=== Begin Enclosure ===
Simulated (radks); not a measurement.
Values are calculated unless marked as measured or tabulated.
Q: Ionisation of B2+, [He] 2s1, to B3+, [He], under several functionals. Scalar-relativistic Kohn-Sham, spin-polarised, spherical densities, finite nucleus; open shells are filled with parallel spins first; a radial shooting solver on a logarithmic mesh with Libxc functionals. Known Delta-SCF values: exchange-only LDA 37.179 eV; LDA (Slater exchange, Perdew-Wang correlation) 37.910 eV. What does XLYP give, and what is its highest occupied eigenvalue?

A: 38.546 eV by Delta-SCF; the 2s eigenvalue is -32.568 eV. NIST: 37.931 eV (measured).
=== End Enclosure ===

**ASSIGNMENT**. Give back the entire listing with every word intact.

**TASK RESPONSE**.
Simulated (radks); not a measurement.
Values are calculated unless marked as measured or tabulated.
Q: Ionisation of B2+, [He] 2s1, to B3+, [He], under several functionals. Scalar-relativistic Kohn-Sham, spin-polarised, spherical densities, finite nucleus; open shells are filled with parallel spins first; a radial shooting solver on a logarithmic mesh with Libxc functionals. Known Delta-SCF values: exchange-only LDA 37.179 eV; LDA (Slater exchange, Perdew-Wang correlation) 37.910 eV. What does XLYP give, and what is its highest occupied eigenvalue?

A: 38.546 eV by Delta-SCF; the 2s eigenvalue is -32.568 eV. NIST: 37.931 eV (measured).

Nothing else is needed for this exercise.